-- Material shown follows --
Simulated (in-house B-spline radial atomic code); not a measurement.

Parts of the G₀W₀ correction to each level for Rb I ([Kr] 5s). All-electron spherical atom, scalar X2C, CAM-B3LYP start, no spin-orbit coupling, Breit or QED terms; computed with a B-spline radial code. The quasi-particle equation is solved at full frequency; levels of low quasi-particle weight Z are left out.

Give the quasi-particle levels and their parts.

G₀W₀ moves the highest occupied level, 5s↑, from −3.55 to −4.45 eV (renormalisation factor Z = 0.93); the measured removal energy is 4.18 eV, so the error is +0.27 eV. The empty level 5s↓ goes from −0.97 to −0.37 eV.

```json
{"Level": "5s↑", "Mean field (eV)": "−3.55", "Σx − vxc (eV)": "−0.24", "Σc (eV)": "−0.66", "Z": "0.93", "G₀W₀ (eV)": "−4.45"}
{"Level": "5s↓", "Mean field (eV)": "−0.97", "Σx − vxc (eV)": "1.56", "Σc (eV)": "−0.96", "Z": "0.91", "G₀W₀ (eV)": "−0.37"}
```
-- Material shown concluded --

### Task item
Repeat the entries above verbatim, but only from the line that has "Parts of the" down to the line that has "Give the quasi-particle", inclusive.

### Exercise response
Parts of the G₀W₀ correction to each level for Rb I ([Kr] 5s). All-electron spherical atom, scalar X2C, CAM-B3LYP start, no spin-orbit coupling, Breit or QED terms; computed with a B-spline radial code. The quasi-particle equation is solved at full frequency; levels of low quasi-particle weight Z are left out.

Give the quasi-particle levels and their parts.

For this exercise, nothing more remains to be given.